Work order: Copy the lines of the entries exactly, from the opening one to the one holding "### Question", and leave out everything after.

· · · ·

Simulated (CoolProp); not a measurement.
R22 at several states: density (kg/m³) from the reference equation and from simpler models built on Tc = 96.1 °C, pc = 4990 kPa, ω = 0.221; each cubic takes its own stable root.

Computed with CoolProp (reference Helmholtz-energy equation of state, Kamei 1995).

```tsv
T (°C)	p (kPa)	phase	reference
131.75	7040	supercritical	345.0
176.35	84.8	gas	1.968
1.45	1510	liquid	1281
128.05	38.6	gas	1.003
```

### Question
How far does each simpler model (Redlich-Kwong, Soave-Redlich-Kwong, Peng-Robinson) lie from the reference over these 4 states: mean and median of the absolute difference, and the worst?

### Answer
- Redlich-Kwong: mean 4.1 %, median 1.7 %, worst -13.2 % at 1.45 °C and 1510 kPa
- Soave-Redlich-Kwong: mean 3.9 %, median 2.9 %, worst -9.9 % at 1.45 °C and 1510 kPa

· · · ·

Solution:
Simulated (CoolProp); not a measurement.
R22 at several states: density (kg/m³) from the reference equation and from simpler models built on Tc = 96.1 °C, pc = 4990 kPa, ω = 0.221; each cubic takes its own stable root.

Computed with CoolProp (reference Helmholtz-energy equation of state, Kamei 1995).

```tsv
T (°C)	p (kPa)	phase	reference
131.75	7040	supercritical	345.0
176.35	84.8	gas	1.968
1.45	1510	liquid	1281
128.05	38.6	gas	1.003
```

### Question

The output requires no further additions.